▶ Dataset:
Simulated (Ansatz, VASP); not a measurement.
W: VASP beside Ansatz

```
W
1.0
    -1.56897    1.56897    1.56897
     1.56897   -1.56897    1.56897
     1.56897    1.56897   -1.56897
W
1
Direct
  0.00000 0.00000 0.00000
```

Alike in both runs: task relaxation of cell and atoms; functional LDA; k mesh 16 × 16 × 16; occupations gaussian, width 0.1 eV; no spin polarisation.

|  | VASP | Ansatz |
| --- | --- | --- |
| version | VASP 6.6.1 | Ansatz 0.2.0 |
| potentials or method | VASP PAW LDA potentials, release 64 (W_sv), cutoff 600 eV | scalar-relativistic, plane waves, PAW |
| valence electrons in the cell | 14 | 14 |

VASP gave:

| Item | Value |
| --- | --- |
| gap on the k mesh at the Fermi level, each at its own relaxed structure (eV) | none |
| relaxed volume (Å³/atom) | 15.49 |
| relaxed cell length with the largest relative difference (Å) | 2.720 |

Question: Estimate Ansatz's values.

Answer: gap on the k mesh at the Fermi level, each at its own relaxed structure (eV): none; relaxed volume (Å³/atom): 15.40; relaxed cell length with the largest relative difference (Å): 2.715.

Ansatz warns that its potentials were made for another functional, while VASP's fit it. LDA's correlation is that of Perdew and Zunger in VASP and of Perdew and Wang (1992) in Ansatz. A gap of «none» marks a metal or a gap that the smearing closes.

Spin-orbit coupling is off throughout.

▶ Requirement:
Every entry above should be retyped exactly as shown.

▶ Task response:
Simulated (Ansatz, VASP); not a measurement.
W: VASP beside Ansatz

```
W
1.0
    -1.56897    1.56897    1.56897
     1.56897   -1.56897    1.56897
     1.56897    1.56897   -1.56897
W
1
Direct
  0.00000 0.00000 0.00000
```

Alike in both runs: task relaxation of cell and atoms; functional LDA; k mesh 16 × 16 × 16; occupations gaussian, width 0.1 eV; no spin polarisation.

|  | VASP | Ansatz |
| --- | --- | --- |
| version | VASP 6.6.1 | Ansatz 0.2.0 |
| potentials or method | VASP PAW LDA potentials, release 64 (W_sv), cutoff 600 eV | scalar-relativistic, plane waves, PAW |
| valence electrons in the cell | 14 | 14 |

VASP gave:

| Item | Value |
| --- | --- |
| gap on the k mesh at the Fermi level, each at its own relaxed structure (eV) | none |
| relaxed volume (Å³/atom) | 15.49 |
| relaxed cell length with the largest relative difference (Å) | 2.720 |

Question: Estimate Ansatz's values.

Answer: gap on the k mesh at the Fermi level, each at its own relaxed structure (eV): none; relaxed volume (Å³/atom): 15.40; relaxed cell length with the largest relative difference (Å): 2.715.

Ansatz warns that its potentials were made for another functional, while VASP's fit it. LDA's correlation is that of Perdew and Zunger in VASP and of Perdew and Wang (1992) in Ansatz. A gap of «none» marks a metal or a gap that the smearing closes.

Spin-orbit coupling is off throughout.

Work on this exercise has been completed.